++++++++++

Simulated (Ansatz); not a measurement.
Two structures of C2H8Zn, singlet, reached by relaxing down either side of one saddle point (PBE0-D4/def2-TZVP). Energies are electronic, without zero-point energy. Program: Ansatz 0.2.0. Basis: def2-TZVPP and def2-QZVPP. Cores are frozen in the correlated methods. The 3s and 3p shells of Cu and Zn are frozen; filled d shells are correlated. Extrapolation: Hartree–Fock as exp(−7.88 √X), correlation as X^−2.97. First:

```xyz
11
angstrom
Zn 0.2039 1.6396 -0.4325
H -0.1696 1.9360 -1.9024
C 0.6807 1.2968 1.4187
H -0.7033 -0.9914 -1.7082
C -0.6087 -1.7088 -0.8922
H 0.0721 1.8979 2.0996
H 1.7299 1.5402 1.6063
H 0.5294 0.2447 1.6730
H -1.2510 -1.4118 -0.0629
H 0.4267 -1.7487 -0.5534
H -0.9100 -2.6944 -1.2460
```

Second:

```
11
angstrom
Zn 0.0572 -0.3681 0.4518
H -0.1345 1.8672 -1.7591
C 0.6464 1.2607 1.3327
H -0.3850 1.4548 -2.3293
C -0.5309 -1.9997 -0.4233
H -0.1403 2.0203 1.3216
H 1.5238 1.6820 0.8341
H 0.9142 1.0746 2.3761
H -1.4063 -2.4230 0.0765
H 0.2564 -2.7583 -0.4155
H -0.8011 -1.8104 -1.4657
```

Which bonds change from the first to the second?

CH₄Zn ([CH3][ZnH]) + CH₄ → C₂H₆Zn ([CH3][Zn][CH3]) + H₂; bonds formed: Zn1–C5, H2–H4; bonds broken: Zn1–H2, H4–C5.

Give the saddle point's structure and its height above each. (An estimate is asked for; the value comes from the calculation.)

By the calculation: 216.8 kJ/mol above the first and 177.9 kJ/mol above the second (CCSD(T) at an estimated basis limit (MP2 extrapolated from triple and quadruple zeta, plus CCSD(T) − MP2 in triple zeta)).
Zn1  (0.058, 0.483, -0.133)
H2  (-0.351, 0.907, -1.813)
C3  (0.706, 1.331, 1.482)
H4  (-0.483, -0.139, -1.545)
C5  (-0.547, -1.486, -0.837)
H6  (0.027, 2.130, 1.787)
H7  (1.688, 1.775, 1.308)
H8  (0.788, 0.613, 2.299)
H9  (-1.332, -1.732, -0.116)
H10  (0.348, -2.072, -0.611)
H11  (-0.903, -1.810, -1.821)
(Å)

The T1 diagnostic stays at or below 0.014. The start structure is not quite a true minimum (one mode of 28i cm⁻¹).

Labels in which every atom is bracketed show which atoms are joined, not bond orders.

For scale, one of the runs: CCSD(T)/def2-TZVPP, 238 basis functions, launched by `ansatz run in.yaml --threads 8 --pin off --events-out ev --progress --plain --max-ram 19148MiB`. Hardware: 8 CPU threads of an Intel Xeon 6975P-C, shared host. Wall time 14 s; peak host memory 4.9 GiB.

++++++++++

Required action:
The response must consist of the lines above, from the first one through the line containing "The T1 diagnostic", reproduced exactly.

Solution:
Simulated (Ansatz); not a measurement.
Two structures of C2H8Zn, singlet, reached by relaxing down either side of one saddle point (PBE0-D4/def2-TZVP). Energies are electronic, without zero-point energy. Program: Ansatz 0.2.0. Basis: def2-TZVPP and def2-QZVPP. Cores are frozen in the correlated methods. The 3s and 3p shells of Cu and Zn are frozen; filled d shells are correlated. Extrapolation: Hartree–Fock as exp(−7.88 √X), correlation as X^−2.97. First:

```xyz
11
angstrom
Zn 0.2039 1.6396 -0.4325
H -0.1696 1.9360 -1.9024
C 0.6807 1.2968 1.4187
H -0.7033 -0.9914 -1.7082
C -0.6087 -1.7088 -0.8922
H 0.0721 1.8979 2.0996
H 1.7299 1.5402 1.6063
H 0.5294 0.2447 1.6730
H -1.2510 -1.4118 -0.0629
H 0.4267 -1.7487 -0.5534
H -0.9100 -2.6944 -1.2460
```

Second:

```
11
angstrom
Zn 0.0572 -0.3681 0.4518
H -0.1345 1.8672 -1.7591
C 0.6464 1.2607 1.3327
H -0.3850 1.4548 -2.3293
C -0.5309 -1.9997 -0.4233
H -0.1403 2.0203 1.3216
H 1.5238 1.6820 0.8341
H 0.9142 1.0746 2.3761
H -1.4063 -2.4230 0.0765
H 0.2564 -2.7583 -0.4155
H -0.8011 -1.8104 -1.4657
```

Which bonds change from the first to the second?

CH₄Zn ([CH3][ZnH]) + CH₄ → C₂H₆Zn ([CH3][Zn][CH3]) + H₂; bonds formed: Zn1–C5, H2–H4; bonds broken: Zn1–H2, H4–C5.

Give the saddle point's structure and its height above each. (An estimate is asked for; the value comes from the calculation.)

By the calculation: 216.8 kJ/mol above the first and 177.9 kJ/mol above the second (CCSD(T) at an estimated basis limit (MP2 extrapolated from triple and quadruple zeta, plus CCSD(T) − MP2 in triple zeta)).
Zn1  (0.058, 0.483, -0.133)
H2  (-0.351, 0.907, -1.813)
C3  (0.706, 1.331, 1.482)
H4  (-0.483, -0.139, -1.545)
C5  (-0.547, -1.486, -0.837)
H6  (0.027, 2.130, 1.787)
H7  (1.688, 1.775, 1.308)
H8  (0.788, 0.613, 2.299)
H9  (-1.332, -1.732, -0.116)
H10  (0.348, -2.072, -0.611)
H11  (-0.903, -1.810, -1.821)
(Å)

The T1 diagnostic stays at or below 0.014. The start structure is not quite a true minimum (one mode of 28i cm⁻¹).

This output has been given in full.